■ Work item
The data must be copied over exactly and in full.

◆ ◆ ◆

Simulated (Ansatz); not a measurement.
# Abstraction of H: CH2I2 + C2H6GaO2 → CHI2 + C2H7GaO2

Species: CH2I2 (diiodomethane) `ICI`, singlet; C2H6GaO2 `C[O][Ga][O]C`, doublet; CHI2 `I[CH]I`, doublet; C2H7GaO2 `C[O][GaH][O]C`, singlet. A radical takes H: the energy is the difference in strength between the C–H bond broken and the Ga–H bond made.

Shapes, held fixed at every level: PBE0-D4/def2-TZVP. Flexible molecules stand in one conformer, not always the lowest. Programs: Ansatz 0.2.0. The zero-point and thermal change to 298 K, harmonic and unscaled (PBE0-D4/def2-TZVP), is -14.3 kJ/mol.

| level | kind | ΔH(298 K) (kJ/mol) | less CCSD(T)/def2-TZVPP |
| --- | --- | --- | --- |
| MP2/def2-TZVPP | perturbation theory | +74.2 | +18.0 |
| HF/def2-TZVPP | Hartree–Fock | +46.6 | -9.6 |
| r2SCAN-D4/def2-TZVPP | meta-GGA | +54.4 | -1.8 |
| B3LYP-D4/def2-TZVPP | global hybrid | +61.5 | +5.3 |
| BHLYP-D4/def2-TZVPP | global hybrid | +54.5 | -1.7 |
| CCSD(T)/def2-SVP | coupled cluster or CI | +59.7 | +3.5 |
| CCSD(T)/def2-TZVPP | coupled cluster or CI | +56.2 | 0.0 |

◆ ◆ ◆

■ Task output
Simulated (Ansatz); not a measurement.
# Abstraction of H: CH2I2 + C2H6GaO2 → CHI2 + C2H7GaO2

Species: CH2I2 (diiodomethane) `ICI`, singlet; C2H6GaO2 `C[O][Ga][O]C`, doublet; CHI2 `I[CH]I`, doublet; C2H7GaO2 `C[O][GaH][O]C`, singlet. A radical takes H: the energy is the difference in strength between the C–H bond broken and the Ga–H bond made.

Shapes, held fixed at every level: PBE0-D4/def2-TZVP. Flexible molecules stand in one conformer, not always the lowest. Programs: Ansatz 0.2.0. The zero-point and thermal change to 298 K, harmonic and unscaled (PBE0-D4/def2-TZVP), is -14.3 kJ/mol.

| level | kind | ΔH(298 K) (kJ/mol) | less CCSD(T)/def2-TZVPP |
| --- | --- | --- | --- |
| MP2/def2-TZVPP | perturbation theory | +74.2 | +18.0 |
| HF/def2-TZVPP | Hartree–Fock | +46.6 | -9.6 |
| r2SCAN-D4/def2-TZVPP | meta-GGA | +54.4 | -1.8 |
| B3LYP-D4/def2-TZVPP | global hybrid | +61.5 | +5.3 |
| BHLYP-D4/def2-TZVPP | global hybrid | +54.5 | -1.7 |
| CCSD(T)/def2-SVP | coupled cluster or CI | +59.7 | +3.5 |
| CCSD(T)/def2-TZVPP | coupled cluster or CI | +56.2 | 0.0 |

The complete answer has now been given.